WORK ORDER:
In the entries that follow, copy exactly each line from the first through the line with "gap 5.59 eV) |".

INPUT DATA:
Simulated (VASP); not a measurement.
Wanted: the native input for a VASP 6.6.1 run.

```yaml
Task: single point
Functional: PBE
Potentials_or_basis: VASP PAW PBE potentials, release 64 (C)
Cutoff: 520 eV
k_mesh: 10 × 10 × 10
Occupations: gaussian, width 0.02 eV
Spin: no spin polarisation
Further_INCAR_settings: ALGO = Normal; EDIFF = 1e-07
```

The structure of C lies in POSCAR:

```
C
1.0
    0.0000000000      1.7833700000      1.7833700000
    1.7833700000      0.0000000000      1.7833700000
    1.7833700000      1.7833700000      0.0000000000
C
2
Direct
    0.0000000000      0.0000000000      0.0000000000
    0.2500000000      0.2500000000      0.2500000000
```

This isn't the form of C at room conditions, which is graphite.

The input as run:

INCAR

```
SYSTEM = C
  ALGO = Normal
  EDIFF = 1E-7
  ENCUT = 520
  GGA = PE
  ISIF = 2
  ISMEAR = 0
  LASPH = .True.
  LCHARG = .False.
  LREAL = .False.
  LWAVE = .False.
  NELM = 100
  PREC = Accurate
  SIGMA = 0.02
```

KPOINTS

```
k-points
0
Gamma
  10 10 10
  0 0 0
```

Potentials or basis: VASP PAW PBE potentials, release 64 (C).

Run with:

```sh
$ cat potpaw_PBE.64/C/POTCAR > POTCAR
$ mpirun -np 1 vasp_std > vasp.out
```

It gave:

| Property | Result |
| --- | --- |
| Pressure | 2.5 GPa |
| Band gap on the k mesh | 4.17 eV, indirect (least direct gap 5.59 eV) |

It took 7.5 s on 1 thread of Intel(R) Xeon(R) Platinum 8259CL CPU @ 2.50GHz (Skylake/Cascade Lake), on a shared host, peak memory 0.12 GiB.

WRITTEN SOLUTION:
Simulated (VASP); not a measurement.
Wanted: the native input for a VASP 6.6.1 run.

```yaml
Task: single point
Functional: PBE
Potentials_or_basis: VASP PAW PBE potentials, release 64 (C)
Cutoff: 520 eV
k_mesh: 10 × 10 × 10
Occupations: gaussian, width 0.02 eV
Spin: no spin polarisation
Further_INCAR_settings: ALGO = Normal; EDIFF = 1e-07
```

The structure of C lies in POSCAR:

```
C
1.0
    0.0000000000      1.7833700000      1.7833700000
    1.7833700000      0.0000000000      1.7833700000
    1.7833700000      1.7833700000      0.0000000000
C
2
Direct
    0.0000000000      0.0000000000      0.0000000000
    0.2500000000      0.2500000000      0.2500000000
```

This isn't the form of C at room conditions, which is graphite.

The input as run:

INCAR

```
SYSTEM = C
  ALGO = Normal
  EDIFF = 1E-7
  ENCUT = 520
  GGA = PE
  ISIF = 2
  ISMEAR = 0
  LASPH = .True.
  LCHARG = .False.
  LREAL = .False.
  LWAVE = .False.
  NELM = 100
  PREC = Accurate
  SIGMA = 0.02
```

KPOINTS

```
k-points
0
Gamma
  10 10 10
  0 0 0
```

Potentials or basis: VASP PAW PBE potentials, release 64 (C).

Run with:

```sh
$ cat potpaw_PBE.64/C/POTCAR > POTCAR
$ mpirun -np 1 vasp_std > vasp.out
```

It gave:

| Property | Result |
| --- | --- |
| Pressure | 2.5 GPa |
| Band gap on the k mesh | 4.17 eV, indirect (least direct gap 5.59 eV) |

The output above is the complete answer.